-- EXCERPTED DATA follows --
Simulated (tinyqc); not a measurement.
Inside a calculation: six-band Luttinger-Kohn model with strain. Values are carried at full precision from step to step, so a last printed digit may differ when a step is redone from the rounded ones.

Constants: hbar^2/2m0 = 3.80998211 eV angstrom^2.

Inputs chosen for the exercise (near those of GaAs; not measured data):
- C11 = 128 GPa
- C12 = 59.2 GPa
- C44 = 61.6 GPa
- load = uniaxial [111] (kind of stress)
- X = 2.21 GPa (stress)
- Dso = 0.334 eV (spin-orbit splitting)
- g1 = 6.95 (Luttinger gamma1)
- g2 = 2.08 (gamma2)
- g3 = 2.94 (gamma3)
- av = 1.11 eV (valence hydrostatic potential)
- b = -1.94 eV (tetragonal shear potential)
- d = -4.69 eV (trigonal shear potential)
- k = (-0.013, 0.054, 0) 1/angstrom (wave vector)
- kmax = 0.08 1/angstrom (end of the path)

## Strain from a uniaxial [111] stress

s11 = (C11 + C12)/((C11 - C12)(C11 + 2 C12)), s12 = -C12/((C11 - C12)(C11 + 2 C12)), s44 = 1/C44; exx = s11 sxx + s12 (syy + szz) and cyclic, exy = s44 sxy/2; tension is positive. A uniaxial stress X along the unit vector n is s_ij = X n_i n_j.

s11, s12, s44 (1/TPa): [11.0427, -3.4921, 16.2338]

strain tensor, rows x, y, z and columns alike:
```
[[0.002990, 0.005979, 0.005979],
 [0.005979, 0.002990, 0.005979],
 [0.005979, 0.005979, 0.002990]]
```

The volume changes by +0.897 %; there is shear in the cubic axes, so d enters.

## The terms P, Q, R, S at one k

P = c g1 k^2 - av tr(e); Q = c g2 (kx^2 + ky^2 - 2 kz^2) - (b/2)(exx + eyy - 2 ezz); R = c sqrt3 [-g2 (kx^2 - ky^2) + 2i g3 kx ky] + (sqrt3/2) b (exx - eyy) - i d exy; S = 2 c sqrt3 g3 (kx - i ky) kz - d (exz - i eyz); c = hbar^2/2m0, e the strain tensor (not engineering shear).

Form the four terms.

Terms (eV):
-- EXCERPTED DATA concluded --

WORK INSTRUCTION
Here the job is to transcribe the lines from the first line of the data through the line containing "- C44 = 61.6 GPa", inclusive, exactly and with nothing else.

TASK RESULT
Simulated (tinyqc); not a measurement.
Inside a calculation: six-band Luttinger-Kohn model with strain. Values are carried at full precision from step to step, so a last printed digit may differ when a step is redone from the rounded ones.

Constants: hbar^2/2m0 = 3.80998211 eV angstrom^2.

Inputs chosen for the exercise (near those of GaAs; not measured data):
- C11 = 128 GPa
- C12 = 59.2 GPa
- C44 = 61.6 GPa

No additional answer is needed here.